● EXCERPTED RECORDS
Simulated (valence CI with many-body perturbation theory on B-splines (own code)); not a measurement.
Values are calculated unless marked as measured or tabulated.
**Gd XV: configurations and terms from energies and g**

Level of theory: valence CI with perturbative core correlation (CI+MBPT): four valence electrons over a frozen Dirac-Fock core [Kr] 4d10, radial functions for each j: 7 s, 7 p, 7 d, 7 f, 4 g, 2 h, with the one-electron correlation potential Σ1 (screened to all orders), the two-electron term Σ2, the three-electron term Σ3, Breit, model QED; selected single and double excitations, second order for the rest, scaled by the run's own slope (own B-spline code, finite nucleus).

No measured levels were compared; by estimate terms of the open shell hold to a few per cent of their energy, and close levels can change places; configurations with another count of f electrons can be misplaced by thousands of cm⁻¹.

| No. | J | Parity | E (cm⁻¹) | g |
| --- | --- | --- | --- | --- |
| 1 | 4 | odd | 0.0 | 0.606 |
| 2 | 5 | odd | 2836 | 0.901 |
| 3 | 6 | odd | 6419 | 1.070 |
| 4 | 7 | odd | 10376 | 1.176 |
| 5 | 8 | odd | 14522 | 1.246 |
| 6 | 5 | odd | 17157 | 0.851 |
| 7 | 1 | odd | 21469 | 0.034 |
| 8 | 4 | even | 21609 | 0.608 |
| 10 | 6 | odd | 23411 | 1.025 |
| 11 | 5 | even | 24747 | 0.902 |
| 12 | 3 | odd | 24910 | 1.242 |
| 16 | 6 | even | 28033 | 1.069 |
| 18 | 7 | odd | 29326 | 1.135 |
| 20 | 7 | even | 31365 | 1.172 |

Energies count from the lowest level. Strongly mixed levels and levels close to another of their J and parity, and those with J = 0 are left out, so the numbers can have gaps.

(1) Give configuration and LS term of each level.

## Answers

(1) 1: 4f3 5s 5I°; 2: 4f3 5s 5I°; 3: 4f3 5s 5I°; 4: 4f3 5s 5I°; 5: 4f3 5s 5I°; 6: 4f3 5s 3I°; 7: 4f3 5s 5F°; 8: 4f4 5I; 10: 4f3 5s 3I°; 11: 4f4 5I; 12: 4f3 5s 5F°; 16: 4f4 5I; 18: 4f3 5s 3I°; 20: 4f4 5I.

● WORK ORDER
All that is needed is the exact run of lines above from the line containing "2836 | 0.901 |" through the line containing "31365 | 1.172 |", both of them included.

● PROBLEM SOLUTION
| 2 | 5 | odd | 2836 | 0.901 |
| 3 | 6 | odd | 6419 | 1.070 |
| 4 | 7 | odd | 10376 | 1.176 |
| 5 | 8 | odd | 14522 | 1.246 |
| 6 | 5 | odd | 17157 | 0.851 |
| 7 | 1 | odd | 21469 | 0.034 |
| 8 | 4 | even | 21609 | 0.608 |
| 10 | 6 | odd | 23411 | 1.025 |
| 11 | 5 | even | 24747 | 0.902 |
| 12 | 3 | odd | 24910 | 1.242 |
| 16 | 6 | even | 28033 | 1.069 |
| 18 | 7 | odd | 29326 | 1.135 |
| 20 | 7 | even | 31365 | 1.172 |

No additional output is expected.